============

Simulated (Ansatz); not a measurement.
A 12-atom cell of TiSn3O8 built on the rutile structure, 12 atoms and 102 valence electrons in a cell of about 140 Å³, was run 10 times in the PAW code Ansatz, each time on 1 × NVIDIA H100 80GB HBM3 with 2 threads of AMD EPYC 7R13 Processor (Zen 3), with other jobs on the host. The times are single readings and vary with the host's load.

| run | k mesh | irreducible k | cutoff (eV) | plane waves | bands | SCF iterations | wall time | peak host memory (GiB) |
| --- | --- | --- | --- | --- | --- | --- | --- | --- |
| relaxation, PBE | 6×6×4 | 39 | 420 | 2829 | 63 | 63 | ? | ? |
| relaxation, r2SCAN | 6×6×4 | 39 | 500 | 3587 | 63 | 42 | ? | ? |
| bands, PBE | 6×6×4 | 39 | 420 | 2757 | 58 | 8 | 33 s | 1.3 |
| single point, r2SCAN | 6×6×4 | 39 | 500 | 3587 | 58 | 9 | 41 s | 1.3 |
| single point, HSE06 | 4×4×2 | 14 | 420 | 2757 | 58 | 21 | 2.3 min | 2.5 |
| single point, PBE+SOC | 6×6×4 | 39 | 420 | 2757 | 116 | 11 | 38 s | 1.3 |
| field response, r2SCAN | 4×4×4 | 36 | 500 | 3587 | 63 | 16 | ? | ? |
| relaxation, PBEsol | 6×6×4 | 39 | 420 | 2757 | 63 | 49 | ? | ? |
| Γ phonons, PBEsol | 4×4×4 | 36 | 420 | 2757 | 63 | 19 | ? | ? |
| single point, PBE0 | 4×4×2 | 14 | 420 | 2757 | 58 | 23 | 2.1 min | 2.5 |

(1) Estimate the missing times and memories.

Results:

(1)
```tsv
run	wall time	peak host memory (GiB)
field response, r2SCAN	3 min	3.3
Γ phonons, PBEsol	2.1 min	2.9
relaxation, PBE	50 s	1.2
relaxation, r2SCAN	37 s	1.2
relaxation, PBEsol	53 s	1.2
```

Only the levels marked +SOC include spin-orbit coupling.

============

### ASSIGNMENT
When you come to the line containing "A 12-atom cell", give it and stop; before that, repeat each line of the material exactly from the first one.

### EXERCISE RESPONSE
Simulated (Ansatz); not a measurement.
A 12-atom cell of TiSn3O8 built on the rutile structure, 12 atoms and 102 valence electrons in a cell of about 140 Å³, was run 10 times in the PAW code Ansatz, each time on 1 × NVIDIA H100 80GB HBM3 with 2 threads of AMD EPYC 7R13 Processor (Zen 3), with other jobs on the host. The times are single readings and vary with the host's load.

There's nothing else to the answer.